*Provided information*.
-.-.-
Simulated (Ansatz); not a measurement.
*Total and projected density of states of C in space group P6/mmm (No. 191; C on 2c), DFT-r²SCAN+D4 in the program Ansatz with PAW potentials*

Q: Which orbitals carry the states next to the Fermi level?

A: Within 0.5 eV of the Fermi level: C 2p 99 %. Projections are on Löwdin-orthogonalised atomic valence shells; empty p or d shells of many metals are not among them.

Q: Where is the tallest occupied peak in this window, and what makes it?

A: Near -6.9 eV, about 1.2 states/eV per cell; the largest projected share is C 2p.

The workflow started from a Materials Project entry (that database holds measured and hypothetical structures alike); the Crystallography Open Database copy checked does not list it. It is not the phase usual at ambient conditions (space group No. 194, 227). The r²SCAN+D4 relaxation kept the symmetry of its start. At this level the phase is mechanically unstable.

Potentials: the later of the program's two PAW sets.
-.-.-

*Assignment*.
Preserving every character, copy the records above out again.

*Task answer*.
Simulated (Ansatz); not a measurement.
*Total and projected density of states of C in space group P6/mmm (No. 191; C on 2c), DFT-r²SCAN+D4 in the program Ansatz with PAW potentials*

Q: Which orbitals carry the states next to the Fermi level?

A: Within 0.5 eV of the Fermi level: C 2p 99 %. Projections are on Löwdin-orthogonalised atomic valence shells; empty p or d shells of many metals are not among them.

Q: Where is the tallest occupied peak in this window, and what makes it?

A: Near -6.9 eV, about 1.2 states/eV per cell; the largest projected share is C 2p.

The workflow started from a Materials Project entry (that database holds measured and hypothetical structures alike); the Crystallography Open Database copy checked does not list it. It is not the phase usual at ambient conditions (space group No. 194, 227). The r²SCAN+D4 relaxation kept the symmetry of its start. At this level the phase is mechanically unstable.

Potentials: the later of the program's two PAW sets.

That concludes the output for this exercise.